Word for word, copy each record that comes after this.

******

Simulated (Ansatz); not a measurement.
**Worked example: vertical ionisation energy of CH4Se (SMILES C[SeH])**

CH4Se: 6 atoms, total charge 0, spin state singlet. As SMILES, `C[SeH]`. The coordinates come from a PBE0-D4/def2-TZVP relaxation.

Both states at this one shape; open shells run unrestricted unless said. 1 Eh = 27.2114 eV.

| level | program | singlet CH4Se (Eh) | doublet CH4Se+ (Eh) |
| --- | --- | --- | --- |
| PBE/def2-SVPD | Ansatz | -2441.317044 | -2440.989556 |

******

**Written answer**.
Simulated (Ansatz); not a measurement.
**Worked example: vertical ionisation energy of CH4Se (SMILES C[SeH])**

CH4Se: 6 atoms, total charge 0, spin state singlet. As SMILES, `C[SeH]`. The coordinates come from a PBE0-D4/def2-TZVP relaxation.

Both states at this one shape; open shells run unrestricted unless said. 1 Eh = 27.2114 eV.

| level | program | singlet CH4Se (Eh) | doublet CH4Se+ (Eh) |
| --- | --- | --- | --- |
| PBE/def2-SVPD | Ansatz | -2441.317044 | -2440.989556 |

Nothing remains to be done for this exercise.